→ Requirement
Only the lines from the start of the material through the line containing "Method of run" are to be extracted, exactly as they appear.

→ Supplied information
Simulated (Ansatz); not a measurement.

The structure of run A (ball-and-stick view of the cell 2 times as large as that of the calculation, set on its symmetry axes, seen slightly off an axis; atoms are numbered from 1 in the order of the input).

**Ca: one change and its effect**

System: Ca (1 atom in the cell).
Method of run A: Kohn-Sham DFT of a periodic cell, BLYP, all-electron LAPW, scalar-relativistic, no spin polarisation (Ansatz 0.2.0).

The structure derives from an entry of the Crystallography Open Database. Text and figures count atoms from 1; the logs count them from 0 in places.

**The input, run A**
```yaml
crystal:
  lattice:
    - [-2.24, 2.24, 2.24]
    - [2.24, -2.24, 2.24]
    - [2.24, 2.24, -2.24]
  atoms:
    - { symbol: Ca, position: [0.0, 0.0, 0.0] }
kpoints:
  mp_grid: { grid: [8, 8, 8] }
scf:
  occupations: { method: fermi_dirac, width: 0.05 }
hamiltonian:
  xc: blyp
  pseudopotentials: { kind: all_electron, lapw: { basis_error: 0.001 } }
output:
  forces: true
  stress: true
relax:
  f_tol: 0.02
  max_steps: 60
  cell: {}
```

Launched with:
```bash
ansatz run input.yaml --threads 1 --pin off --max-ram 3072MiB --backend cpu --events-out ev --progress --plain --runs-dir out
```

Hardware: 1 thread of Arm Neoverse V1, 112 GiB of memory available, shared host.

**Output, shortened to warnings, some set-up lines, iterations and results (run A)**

→ Task response
Simulated (Ansatz); not a measurement.

The structure of run A (ball-and-stick view of the cell 2 times as large as that of the calculation, set on its symmetry axes, seen slightly off an axis; atoms are numbered from 1 in the order of the input).

**Ca: one change and its effect**

System: Ca (1 atom in the cell).
Method of run A: Kohn-Sham DFT of a periodic cell, BLYP, all-electron LAPW, scalar-relativistic, no spin polarisation (Ansatz 0.2.0).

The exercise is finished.